Extracted material START

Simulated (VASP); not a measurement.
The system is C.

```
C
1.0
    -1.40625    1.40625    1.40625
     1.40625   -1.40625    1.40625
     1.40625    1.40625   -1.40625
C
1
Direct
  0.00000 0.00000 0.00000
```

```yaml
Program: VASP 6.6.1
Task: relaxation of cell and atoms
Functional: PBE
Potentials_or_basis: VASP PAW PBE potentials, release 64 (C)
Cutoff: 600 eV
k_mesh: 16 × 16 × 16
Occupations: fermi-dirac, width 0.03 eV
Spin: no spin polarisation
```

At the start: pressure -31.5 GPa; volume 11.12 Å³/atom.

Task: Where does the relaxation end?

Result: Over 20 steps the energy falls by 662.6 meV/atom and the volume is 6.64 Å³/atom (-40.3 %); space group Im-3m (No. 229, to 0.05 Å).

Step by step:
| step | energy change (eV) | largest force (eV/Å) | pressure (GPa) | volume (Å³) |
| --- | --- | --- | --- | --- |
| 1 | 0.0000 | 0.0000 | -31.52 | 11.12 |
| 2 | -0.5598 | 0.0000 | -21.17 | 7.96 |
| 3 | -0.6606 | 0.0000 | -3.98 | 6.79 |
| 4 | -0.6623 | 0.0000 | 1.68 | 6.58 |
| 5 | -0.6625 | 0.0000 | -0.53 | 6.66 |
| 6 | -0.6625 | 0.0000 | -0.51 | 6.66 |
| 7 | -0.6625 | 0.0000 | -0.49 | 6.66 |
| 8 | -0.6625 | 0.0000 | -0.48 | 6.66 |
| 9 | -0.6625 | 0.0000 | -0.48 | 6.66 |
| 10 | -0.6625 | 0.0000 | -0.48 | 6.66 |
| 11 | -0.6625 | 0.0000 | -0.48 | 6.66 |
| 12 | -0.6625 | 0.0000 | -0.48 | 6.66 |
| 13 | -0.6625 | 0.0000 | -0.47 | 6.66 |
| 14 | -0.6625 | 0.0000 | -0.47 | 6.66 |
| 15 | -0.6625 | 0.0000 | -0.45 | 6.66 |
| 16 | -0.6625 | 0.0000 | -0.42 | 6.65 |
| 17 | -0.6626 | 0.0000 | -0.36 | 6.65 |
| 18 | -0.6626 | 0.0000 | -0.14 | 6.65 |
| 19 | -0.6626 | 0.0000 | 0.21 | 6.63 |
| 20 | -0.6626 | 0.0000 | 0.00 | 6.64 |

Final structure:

Extracted material END

## Required action:
In the entries above, one line contains "-0.53 | 6.66 |" and another contains "0.00 | 6.64 |". Reproduce exactly those two lines and the lines between them, nothing else.

## Reply:
| 5 | -0.6625 | 0.0000 | -0.53 | 6.66 |
| 6 | -0.6625 | 0.0000 | -0.51 | 6.66 |
| 7 | -0.6625 | 0.0000 | -0.49 | 6.66 |
| 8 | -0.6625 | 0.0000 | -0.48 | 6.66 |
| 9 | -0.6625 | 0.0000 | -0.48 | 6.66 |
| 10 | -0.6625 | 0.0000 | -0.48 | 6.66 |
| 11 | -0.6625 | 0.0000 | -0.48 | 6.66 |
| 12 | -0.6625 | 0.0000 | -0.48 | 6.66 |
| 13 | -0.6625 | 0.0000 | -0.47 | 6.66 |
| 14 | -0.6625 | 0.0000 | -0.47 | 6.66 |
| 15 | -0.6625 | 0.0000 | -0.45 | 6.66 |
| 16 | -0.6625 | 0.0000 | -0.42 | 6.65 |
| 17 | -0.6626 | 0.0000 | -0.36 | 6.65 |
| 18 | -0.6626 | 0.0000 | -0.14 | 6.65 |
| 19 | -0.6626 | 0.0000 | 0.21 | 6.63 |
| 20 | -0.6626 | 0.0000 | 0.00 | 6.64 |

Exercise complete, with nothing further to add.